■ **Activity**
Look at the entries below and restate word for word the lines from the first through the one that has "### Give the standard InChI.".

■ **Records shown**
↓↓↓
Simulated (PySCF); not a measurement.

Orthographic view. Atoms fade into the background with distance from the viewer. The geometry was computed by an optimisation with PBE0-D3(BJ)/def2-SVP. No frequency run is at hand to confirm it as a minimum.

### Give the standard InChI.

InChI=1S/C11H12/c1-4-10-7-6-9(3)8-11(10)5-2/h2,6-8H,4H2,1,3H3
↑↑↑

■ **Task output**
Simulated (PySCF); not a measurement.

Orthographic view. Atoms fade into the background with distance from the viewer. The geometry was computed by an optimisation with PBE0-D3(BJ)/def2-SVP. No frequency run is at hand to confirm it as a minimum.

### Give the standard InChI.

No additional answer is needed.